EXERCISE DATA.
------------------------------------------------------------
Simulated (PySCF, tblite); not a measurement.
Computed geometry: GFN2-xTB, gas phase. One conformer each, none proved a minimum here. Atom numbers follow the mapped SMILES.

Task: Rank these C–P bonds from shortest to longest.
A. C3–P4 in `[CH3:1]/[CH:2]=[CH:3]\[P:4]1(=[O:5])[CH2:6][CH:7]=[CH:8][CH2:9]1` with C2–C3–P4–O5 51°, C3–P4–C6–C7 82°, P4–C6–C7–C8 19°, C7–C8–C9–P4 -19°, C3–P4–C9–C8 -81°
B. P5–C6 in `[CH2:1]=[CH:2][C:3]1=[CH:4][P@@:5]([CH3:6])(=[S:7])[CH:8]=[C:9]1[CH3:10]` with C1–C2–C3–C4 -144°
------------------------------------------------------------

BRIEF. The answer must be the full listing, restated word for word.

YOUR RESPONSE.
Simulated (PySCF, tblite); not a measurement.
Computed geometry: GFN2-xTB, gas phase. One conformer each, none proved a minimum here. Atom numbers follow the mapped SMILES.

Task: Rank these C–P bonds from shortest to longest.
A. C3–P4 in `[CH3:1]/[CH:2]=[CH:3]\[P:4]1(=[O:5])[CH2:6][CH:7]=[CH:8][CH2:9]1` with C2–C3–P4–O5 51°, C3–P4–C6–C7 82°, P4–C6–C7–C8 19°, C7–C8–C9–P4 -19°, C3–P4–C9–C8 -81°
B. P5–C6 in `[CH2:1]=[CH:2][C:3]1=[CH:4][P@@:5]([CH3:6])(=[S:7])[CH:8]=[C:9]1[CH3:10]` with C1–C2–C3–C4 -144°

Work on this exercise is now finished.